> **Raw data**
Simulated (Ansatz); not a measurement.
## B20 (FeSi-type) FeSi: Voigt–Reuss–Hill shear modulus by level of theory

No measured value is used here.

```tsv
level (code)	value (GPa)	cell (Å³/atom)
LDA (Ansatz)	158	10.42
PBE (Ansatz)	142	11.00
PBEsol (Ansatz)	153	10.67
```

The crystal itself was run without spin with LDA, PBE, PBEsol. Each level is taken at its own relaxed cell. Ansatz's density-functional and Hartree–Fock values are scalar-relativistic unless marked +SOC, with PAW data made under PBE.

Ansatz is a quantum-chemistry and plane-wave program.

> **Requirement**
Word for word, restate the data above from its first line down to and including the line with "The crystal itself".

> **Exercise solution**
Simulated (Ansatz); not a measurement.
## B20 (FeSi-type) FeSi: Voigt–Reuss–Hill shear modulus by level of theory

No measured value is used here.

```tsv
level (code)	value (GPa)	cell (Å³/atom)
LDA (Ansatz)	158	10.42
PBE (Ansatz)	142	11.00
PBEsol (Ansatz)	153	10.67
```

The crystal itself was run without spin with LDA, PBE, PBEsol. Each level is taken at its own relaxed cell. Ansatz's density-functional and Hartree–Fock values are scalar-relativistic unless marked +SOC, with PAW data made under PBE.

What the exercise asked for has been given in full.